### Required action
Within the listing below, please copy exactly the lines between the line holding "In a PAW calculation" and the line holding "What can be read from the curves?", inclusive.

+++

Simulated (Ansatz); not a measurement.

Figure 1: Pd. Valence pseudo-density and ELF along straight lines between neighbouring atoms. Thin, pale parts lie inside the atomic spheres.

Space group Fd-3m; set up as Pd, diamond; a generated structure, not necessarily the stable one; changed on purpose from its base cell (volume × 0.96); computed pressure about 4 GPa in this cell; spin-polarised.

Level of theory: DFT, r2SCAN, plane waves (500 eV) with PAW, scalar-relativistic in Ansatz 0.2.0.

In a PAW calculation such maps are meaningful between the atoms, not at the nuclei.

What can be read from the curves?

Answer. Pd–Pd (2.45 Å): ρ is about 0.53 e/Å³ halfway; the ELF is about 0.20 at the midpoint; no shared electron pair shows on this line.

+++

### Result
In a PAW calculation such maps are meaningful between the atoms, not at the nuclei.

What can be read from the curves?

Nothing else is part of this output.